» **Work item**: The output should be all entries, each matching the original exactly.

» **Entries supplied**:
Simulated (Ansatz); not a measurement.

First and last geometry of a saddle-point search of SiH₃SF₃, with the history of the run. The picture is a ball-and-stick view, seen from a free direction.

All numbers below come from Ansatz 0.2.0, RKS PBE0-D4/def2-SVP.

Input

» **Result**:
Simulated (Ansatz); not a measurement.

First and last geometry of a saddle-point search of SiH₃SF₃, with the history of the run. The picture is a ball-and-stick view, seen from a free direction.

All numbers below come from Ansatz 0.2.0, RKS PBE0-D4/def2-SVP.

Input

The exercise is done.